REQUIRED ACTION — Find the line with "-0.971897 | -1.055615 |" in the entries below, then reproduce it and every line after it down to and including the line with "the basis-set limit?", exactly.

SUPPLIED INFORMATION —
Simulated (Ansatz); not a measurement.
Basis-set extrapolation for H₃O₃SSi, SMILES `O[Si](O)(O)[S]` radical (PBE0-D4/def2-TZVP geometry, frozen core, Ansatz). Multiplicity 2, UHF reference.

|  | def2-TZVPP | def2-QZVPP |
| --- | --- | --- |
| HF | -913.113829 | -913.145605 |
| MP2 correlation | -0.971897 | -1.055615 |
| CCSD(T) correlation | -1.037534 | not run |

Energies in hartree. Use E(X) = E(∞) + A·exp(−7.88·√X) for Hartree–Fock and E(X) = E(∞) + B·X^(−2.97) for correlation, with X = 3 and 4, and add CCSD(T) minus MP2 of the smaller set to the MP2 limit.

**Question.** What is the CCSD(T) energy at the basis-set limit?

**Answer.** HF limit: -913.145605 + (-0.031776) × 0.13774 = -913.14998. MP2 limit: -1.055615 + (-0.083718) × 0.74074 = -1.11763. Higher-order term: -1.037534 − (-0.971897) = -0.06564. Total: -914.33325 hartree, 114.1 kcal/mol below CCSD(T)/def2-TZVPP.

TASK RESULT —
| MP2 correlation | -0.971897 | -1.055615 |
| CCSD(T) correlation | -1.037534 | not run |

Energies in hartree. Use E(X) = E(∞) + A·exp(−7.88·√X) for Hartree–Fock and E(X) = E(∞) + B·X^(−2.97) for correlation, with X = 3 and 4, and add CCSD(T) minus MP2 of the smaller set to the MP2 limit.

**Question.** What is the CCSD(T) energy at the basis-set limit?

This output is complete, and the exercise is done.